_Activity:_ Up to and including the line with "Atoms near a", copy the records below exactly from their first line.

_Records supplied:_
──────────────────────────────

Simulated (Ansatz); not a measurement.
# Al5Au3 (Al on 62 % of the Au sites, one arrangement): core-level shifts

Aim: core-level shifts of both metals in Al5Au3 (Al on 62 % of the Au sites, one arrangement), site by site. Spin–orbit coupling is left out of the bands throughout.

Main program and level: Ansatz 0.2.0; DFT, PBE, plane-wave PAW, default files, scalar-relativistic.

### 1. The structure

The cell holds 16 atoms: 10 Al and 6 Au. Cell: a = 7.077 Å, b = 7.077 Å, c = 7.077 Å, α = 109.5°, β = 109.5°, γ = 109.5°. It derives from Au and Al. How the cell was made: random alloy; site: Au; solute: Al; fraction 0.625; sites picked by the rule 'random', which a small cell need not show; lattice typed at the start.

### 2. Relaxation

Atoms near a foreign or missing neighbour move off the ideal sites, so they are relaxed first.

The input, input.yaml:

──────────────────────────────

_Reply:_
Simulated (Ansatz); not a measurement.
# Al5Au3 (Al on 62 % of the Au sites, one arrangement): core-level shifts

Aim: core-level shifts of both metals in Al5Au3 (Al on 62 % of the Au sites, one arrangement), site by site. Spin–orbit coupling is left out of the bands throughout.

Main program and level: Ansatz 0.2.0; DFT, PBE, plane-wave PAW, default files, scalar-relativistic.

### 1. The structure

The cell holds 16 atoms: 10 Al and 6 Au. Cell: a = 7.077 Å, b = 7.077 Å, c = 7.077 Å, α = 109.5°, β = 109.5°, γ = 109.5°. It derives from Au and Al. How the cell was made: random alloy; site: Au; solute: Al; fraction 0.625; sites picked by the rule 'random', which a small cell need not show; lattice typed at the start.

### 2. Relaxation

Atoms near a foreign or missing neighbour move off the ideal sites, so they are relaxed first.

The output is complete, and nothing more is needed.